Supplied entries:
- Opening Delimiter -
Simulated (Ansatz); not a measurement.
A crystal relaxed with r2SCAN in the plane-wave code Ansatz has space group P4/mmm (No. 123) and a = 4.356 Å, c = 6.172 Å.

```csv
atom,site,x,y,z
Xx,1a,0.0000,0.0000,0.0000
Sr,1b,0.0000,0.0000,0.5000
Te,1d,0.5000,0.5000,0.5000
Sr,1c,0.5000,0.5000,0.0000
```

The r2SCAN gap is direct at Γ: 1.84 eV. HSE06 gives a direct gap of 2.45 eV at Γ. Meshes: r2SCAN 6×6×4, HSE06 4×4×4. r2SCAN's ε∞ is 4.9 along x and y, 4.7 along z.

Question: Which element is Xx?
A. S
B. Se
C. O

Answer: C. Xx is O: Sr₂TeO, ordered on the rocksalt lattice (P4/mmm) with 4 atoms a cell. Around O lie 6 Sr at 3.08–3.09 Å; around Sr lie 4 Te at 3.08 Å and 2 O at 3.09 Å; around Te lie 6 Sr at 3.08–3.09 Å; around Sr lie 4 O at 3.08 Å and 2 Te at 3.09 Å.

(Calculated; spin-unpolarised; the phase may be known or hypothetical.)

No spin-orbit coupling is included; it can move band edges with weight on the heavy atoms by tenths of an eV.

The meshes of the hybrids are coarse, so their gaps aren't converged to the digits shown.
- Closing Delimiter -

Action item: Could you copy exactly the lines from the first line of the records above through the line containing "No spin-orbit coupling", both included, and nothing else?

Response area:
Simulated (Ansatz); not a measurement.
A crystal relaxed with r2SCAN in the plane-wave code Ansatz has space group P4/mmm (No. 123) and a = 4.356 Å, c = 6.172 Å.

```csv
atom,site,x,y,z
Xx,1a,0.0000,0.0000,0.0000
Sr,1b,0.0000,0.0000,0.5000
Te,1d,0.5000,0.5000,0.5000
Sr,1c,0.5000,0.5000,0.0000
```

The r2SCAN gap is direct at Γ: 1.84 eV. HSE06 gives a direct gap of 2.45 eV at Γ. Meshes: r2SCAN 6×6×4, HSE06 4×4×4. r2SCAN's ε∞ is 4.9 along x and y, 4.7 along z.

Question: Which element is Xx?
A. S
B. Se
C. O

Answer: C. Xx is O: Sr₂TeO, ordered on the rocksalt lattice (P4/mmm) with 4 atoms a cell. Around O lie 6 Sr at 3.08–3.09 Å; around Sr lie 4 Te at 3.08 Å and 2 O at 3.09 Å; around Te lie 6 Sr at 3.08–3.09 Å; around Sr lie 4 O at 3.08 Å and 2 Te at 3.09 Å.

(Calculated; spin-unpolarised; the phase may be known or hypothetical.)

No spin-orbit coupling is included; it can move band edges with weight on the heavy atoms by tenths of an eV.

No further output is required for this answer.